=====

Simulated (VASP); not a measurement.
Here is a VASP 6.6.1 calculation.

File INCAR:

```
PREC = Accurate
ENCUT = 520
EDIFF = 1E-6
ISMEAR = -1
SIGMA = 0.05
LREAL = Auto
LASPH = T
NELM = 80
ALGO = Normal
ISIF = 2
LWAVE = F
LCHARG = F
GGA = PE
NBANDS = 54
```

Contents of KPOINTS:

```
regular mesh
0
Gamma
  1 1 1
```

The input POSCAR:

=====

## Exercise:
The answer consists of the whole listing, restated exactly.

## Response area:
Simulated (VASP); not a measurement.
Here is a VASP 6.6.1 calculation.

File INCAR:

```
PREC = Accurate
ENCUT = 520
EDIFF = 1E-6
ISMEAR = -1
SIGMA = 0.05
LREAL = Auto
LASPH = T
NELM = 80
ALGO = Normal
ISIF = 2
LWAVE = F
LCHARG = F
GGA = PE
NBANDS = 54
```

Contents of KPOINTS:

```
regular mesh
0
Gamma
  1 1 1
```

The input POSCAR:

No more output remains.